===== Input data
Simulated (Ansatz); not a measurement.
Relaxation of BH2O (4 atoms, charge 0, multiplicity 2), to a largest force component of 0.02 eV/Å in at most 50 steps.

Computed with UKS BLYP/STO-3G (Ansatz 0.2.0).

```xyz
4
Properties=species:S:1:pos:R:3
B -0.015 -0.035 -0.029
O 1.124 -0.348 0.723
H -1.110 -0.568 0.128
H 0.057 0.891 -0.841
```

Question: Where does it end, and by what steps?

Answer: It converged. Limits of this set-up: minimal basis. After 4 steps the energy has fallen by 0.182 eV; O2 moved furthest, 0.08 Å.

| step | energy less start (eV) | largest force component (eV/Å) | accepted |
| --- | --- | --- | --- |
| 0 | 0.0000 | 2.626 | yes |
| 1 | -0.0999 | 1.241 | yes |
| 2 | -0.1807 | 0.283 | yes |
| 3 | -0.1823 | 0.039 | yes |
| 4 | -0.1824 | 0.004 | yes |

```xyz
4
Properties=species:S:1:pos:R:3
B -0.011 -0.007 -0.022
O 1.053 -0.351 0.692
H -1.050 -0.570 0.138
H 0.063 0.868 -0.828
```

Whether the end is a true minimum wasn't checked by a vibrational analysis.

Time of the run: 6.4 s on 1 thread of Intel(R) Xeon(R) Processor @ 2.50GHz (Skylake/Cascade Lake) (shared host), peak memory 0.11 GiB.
==========

*Requirement*:
Reproduce exactly, and only, the lines from the start of the entries through the one that contains "2.626 | yes |".

*Written answer*:
Simulated (Ansatz); not a measurement.
Relaxation of BH2O (4 atoms, charge 0, multiplicity 2), to a largest force component of 0.02 eV/Å in at most 50 steps.

Computed with UKS BLYP/STO-3G (Ansatz 0.2.0).

```xyz
4
Properties=species:S:1:pos:R:3
B -0.015 -0.035 -0.029
O 1.124 -0.348 0.723
H -1.110 -0.568 0.128
H 0.057 0.891 -0.841
```

Question: Where does it end, and by what steps?

Answer: It converged. Limits of this set-up: minimal basis. After 4 steps the energy has fallen by 0.182 eV; O2 moved furthest, 0.08 Å.

| step | energy less start (eV) | largest force component (eV/Å) | accepted |
| --- | --- | --- | --- |
| 0 | 0.0000 | 2.626 | yes |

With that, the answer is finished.